RECORD SET:
Content starts

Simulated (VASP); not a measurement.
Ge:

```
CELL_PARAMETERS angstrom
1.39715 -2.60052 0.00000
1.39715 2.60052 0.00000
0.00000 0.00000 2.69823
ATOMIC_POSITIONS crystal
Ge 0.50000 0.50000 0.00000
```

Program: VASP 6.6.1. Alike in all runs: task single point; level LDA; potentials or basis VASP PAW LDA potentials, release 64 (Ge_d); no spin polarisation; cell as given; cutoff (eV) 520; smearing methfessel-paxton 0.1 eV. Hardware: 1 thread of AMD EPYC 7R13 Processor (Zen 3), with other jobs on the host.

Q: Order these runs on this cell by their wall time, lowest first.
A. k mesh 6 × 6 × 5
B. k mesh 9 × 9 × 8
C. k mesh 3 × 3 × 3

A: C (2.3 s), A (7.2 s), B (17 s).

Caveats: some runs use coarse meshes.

Content ends

WORK TASK: Using the records above as the source, restate each line verbatim.

ANSWER BOX:
Simulated (VASP); not a measurement.
Ge:

```
CELL_PARAMETERS angstrom
1.39715 -2.60052 0.00000
1.39715 2.60052 0.00000
0.00000 0.00000 2.69823
ATOMIC_POSITIONS crystal
Ge 0.50000 0.50000 0.00000
```

Program: VASP 6.6.1. Alike in all runs: task single point; level LDA; potentials or basis VASP PAW LDA potentials, release 64 (Ge_d); no spin polarisation; cell as given; cutoff (eV) 520; smearing methfessel-paxton 0.1 eV. Hardware: 1 thread of AMD EPYC 7R13 Processor (Zen 3), with other jobs on the host.

Q: Order these runs on this cell by their wall time, lowest first.
A. k mesh 6 × 6 × 5
B. k mesh 9 × 9 × 8
C. k mesh 3 × 3 × 3

A: C (2.3 s), A (7.2 s), B (17 s).

Caveats: some runs use coarse meshes.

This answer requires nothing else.